» **Requirement**: Only the lines from the start of the data through the one containing "structure | 27.06 |" belong in your answer; return them exactly.

» **Dataset content**:
=== Begin Enclosure ===
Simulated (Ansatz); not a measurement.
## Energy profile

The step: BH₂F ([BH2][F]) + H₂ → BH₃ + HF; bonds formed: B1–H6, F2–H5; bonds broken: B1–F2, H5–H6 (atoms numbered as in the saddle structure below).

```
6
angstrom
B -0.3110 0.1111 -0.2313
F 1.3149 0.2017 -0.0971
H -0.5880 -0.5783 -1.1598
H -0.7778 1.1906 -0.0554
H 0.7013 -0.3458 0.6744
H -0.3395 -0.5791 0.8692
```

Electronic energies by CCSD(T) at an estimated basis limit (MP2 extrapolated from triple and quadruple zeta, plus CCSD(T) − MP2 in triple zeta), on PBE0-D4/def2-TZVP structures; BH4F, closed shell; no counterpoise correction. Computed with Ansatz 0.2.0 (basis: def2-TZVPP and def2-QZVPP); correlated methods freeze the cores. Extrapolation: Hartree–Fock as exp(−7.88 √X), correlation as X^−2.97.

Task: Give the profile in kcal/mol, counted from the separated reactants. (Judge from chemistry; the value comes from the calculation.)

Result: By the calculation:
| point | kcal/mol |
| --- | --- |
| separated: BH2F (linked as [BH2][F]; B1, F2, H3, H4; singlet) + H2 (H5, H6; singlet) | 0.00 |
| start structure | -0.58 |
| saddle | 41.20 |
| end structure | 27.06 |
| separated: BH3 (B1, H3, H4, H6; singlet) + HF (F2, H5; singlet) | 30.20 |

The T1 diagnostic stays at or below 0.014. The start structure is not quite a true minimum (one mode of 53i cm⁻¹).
=== End Enclosure ===

» **Written reply**:
Simulated (Ansatz); not a measurement.
## Energy profile

The step: BH₂F ([BH2][F]) + H₂ → BH₃ + HF; bonds formed: B1–H6, F2–H5; bonds broken: B1–F2, H5–H6 (atoms numbered as in the saddle structure below).

```
6
angstrom
B -0.3110 0.1111 -0.2313
F 1.3149 0.2017 -0.0971
H -0.5880 -0.5783 -1.1598
H -0.7778 1.1906 -0.0554
H 0.7013 -0.3458 0.6744
H -0.3395 -0.5791 0.8692
```

Electronic energies by CCSD(T) at an estimated basis limit (MP2 extrapolated from triple and quadruple zeta, plus CCSD(T) − MP2 in triple zeta), on PBE0-D4/def2-TZVP structures; BH4F, closed shell; no counterpoise correction. Computed with Ansatz 0.2.0 (basis: def2-TZVPP and def2-QZVPP); correlated methods freeze the cores. Extrapolation: Hartree–Fock as exp(−7.88 √X), correlation as X^−2.97.

Task: Give the profile in kcal/mol, counted from the separated reactants. (Judge from chemistry; the value comes from the calculation.)

Result: By the calculation:
| point | kcal/mol |
| --- | --- |
| separated: BH2F (linked as [BH2][F]; B1, F2, H3, H4; singlet) + H2 (H5, H6; singlet) | 0.00 |
| start structure | -0.58 |
| saddle | 41.20 |
| end structure | 27.06 |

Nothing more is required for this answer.